ACTIVITY:
Keep only the lines from the start of the data through the line containing "The geometry comes", and output them exactly.

** Opening SUPPLIED ENTRIES block **
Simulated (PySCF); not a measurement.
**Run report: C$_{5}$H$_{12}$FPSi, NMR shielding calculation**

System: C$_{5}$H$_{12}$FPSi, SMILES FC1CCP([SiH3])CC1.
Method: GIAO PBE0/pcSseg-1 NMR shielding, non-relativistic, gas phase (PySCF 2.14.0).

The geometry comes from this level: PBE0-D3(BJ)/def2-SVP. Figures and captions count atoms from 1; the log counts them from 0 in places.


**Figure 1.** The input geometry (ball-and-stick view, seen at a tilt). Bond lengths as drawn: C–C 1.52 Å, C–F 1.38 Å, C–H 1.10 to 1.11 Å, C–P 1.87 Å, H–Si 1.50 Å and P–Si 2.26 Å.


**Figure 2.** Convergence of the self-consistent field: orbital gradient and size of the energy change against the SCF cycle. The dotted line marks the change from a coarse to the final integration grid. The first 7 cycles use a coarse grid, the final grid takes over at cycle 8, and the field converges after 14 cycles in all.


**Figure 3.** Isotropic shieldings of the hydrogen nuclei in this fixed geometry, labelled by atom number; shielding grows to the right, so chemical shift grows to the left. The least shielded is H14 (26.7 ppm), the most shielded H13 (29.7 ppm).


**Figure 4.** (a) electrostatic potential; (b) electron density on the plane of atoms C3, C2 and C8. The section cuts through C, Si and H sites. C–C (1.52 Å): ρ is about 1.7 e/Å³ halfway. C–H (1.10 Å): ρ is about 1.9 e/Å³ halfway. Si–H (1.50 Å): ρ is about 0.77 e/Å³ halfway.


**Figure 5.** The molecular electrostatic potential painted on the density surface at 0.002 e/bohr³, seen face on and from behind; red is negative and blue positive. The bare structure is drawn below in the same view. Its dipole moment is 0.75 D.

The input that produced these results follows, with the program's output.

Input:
** Closing SUPPLIED ENTRIES block **

TASK RESPONSE:
Simulated (PySCF); not a measurement.
**Run report: C$_{5}$H$_{12}$FPSi, NMR shielding calculation**

System: C$_{5}$H$_{12}$FPSi, SMILES FC1CCP([SiH3])CC1.
Method: GIAO PBE0/pcSseg-1 NMR shielding, non-relativistic, gas phase (PySCF 2.14.0).

The geometry comes from this level: PBE0-D3(BJ)/def2-SVP. Figures and captions count atoms from 1; the log counts them from 0 in places.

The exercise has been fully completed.